Dataset extract below:
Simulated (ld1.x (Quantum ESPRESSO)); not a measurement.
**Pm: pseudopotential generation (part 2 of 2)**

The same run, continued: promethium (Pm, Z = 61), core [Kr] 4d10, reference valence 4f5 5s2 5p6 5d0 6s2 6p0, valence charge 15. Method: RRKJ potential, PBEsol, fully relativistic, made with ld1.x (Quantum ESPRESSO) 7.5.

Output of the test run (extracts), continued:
End of Dataset extract.

Activity :: Reproduce only this range: the first line of the data above through the line with "(part 2 of 2)**", both included, exactly as written.

Answer section ::
Simulated (ld1.x (Quantum ESPRESSO)); not a measurement.
**Pm: pseudopotential generation (part 2 of 2)**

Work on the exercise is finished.